ASSIGNED TASK:
Extract the listing below in full, unchanged.

******************************

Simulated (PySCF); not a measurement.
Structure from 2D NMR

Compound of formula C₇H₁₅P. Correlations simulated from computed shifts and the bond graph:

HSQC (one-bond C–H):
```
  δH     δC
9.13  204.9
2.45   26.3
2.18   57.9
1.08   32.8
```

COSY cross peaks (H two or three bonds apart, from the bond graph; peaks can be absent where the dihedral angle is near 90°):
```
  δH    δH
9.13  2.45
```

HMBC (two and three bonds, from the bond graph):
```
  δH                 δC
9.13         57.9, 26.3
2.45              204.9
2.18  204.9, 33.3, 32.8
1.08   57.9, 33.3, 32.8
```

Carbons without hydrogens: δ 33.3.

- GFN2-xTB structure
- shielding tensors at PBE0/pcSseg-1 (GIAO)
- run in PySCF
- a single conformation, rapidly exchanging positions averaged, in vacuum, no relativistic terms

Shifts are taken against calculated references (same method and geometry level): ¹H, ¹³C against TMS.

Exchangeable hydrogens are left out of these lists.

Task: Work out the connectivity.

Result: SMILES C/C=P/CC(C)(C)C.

******************************

EXERCISE OUTPUT:
Simulated (PySCF); not a measurement.
Structure from 2D NMR

Compound of formula C₇H₁₅P. Correlations simulated from computed shifts and the bond graph:

HSQC (one-bond C–H):
```
  δH     δC
9.13  204.9
2.45   26.3
2.18   57.9
1.08   32.8
```

COSY cross peaks (H two or three bonds apart, from the bond graph; peaks can be absent where the dihedral angle is near 90°):
```
  δH    δH
9.13  2.45
```

HMBC (two and three bonds, from the bond graph):
```
  δH                 δC
9.13         57.9, 26.3
2.45              204.9
2.18  204.9, 33.3, 32.8
1.08   57.9, 33.3, 32.8
```

Carbons without hydrogens: δ 33.3.

- GFN2-xTB structure
- shielding tensors at PBE0/pcSseg-1 (GIAO)
- run in PySCF
- a single conformation, rapidly exchanging positions averaged, in vacuum, no relativistic terms

Shifts are taken against calculated references (same method and geometry level): ¹H, ¹³C against TMS.

Exchangeable hydrogens are left out of these lists.

Task: Work out the connectivity.

Result: SMILES C/C=P/CC(C)(C)C.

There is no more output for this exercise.